◆ Activity ◆
The records should be restated exactly from their first line through the line with "Answer: -0.345 eV." in it.

◆ Dataset extract ◆
▼

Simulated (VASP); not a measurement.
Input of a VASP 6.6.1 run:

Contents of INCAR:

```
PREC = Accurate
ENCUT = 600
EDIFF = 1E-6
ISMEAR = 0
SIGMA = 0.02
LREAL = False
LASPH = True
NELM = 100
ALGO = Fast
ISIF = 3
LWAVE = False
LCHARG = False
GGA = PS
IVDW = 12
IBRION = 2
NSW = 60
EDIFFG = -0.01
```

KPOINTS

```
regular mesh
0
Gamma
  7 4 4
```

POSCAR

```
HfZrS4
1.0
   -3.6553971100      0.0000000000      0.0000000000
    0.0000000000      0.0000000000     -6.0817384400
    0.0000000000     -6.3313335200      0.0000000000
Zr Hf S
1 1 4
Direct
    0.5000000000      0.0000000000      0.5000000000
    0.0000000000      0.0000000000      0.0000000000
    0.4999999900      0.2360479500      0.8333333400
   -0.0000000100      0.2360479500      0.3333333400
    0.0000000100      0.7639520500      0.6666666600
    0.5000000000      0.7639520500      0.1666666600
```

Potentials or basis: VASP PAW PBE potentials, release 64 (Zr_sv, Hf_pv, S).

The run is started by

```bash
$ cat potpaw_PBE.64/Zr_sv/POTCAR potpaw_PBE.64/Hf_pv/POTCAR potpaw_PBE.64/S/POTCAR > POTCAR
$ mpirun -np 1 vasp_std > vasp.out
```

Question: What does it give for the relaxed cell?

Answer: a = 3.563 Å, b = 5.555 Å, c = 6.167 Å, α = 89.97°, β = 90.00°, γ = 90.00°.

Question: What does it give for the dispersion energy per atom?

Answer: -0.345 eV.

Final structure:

▲

◆ Response ◆
Simulated (VASP); not a measurement.
Input of a VASP 6.6.1 run:

Contents of INCAR:

```
PREC = Accurate
ENCUT = 600
EDIFF = 1E-6
ISMEAR = 0
SIGMA = 0.02
LREAL = False
LASPH = True
NELM = 100
ALGO = Fast
ISIF = 3
LWAVE = False
LCHARG = False
GGA = PS
IVDW = 12
IBRION = 2
NSW = 60
EDIFFG = -0.01
```

KPOINTS

```
regular mesh
0
Gamma
  7 4 4
```

POSCAR

```
HfZrS4
1.0
   -3.6553971100      0.0000000000      0.0000000000
    0.0000000000      0.0000000000     -6.0817384400
    0.0000000000     -6.3313335200      0.0000000000
Zr Hf S
1 1 4
Direct
    0.5000000000      0.0000000000      0.5000000000
    0.0000000000      0.0000000000      0.0000000000
    0.4999999900      0.2360479500      0.8333333400
   -0.0000000100      0.2360479500      0.3333333400
    0.0000000100      0.7639520500      0.6666666600
    0.5000000000      0.7639520500      0.1666666600
```

Potentials or basis: VASP PAW PBE potentials, release 64 (Zr_sv, Hf_pv, S).

The run is started by

```bash
$ cat potpaw_PBE.64/Zr_sv/POTCAR potpaw_PBE.64/Hf_pv/POTCAR potpaw_PBE.64/S/POTCAR > POTCAR
$ mpirun -np 1 vasp_std > vasp.out
```

Question: What does it give for the relaxed cell?

Answer: a = 3.563 Å, b = 5.555 Å, c = 6.167 Å, α = 89.97°, β = 90.00°, γ = 90.00°.

Question: What does it give for the dispersion energy per atom?

Answer: -0.345 eV.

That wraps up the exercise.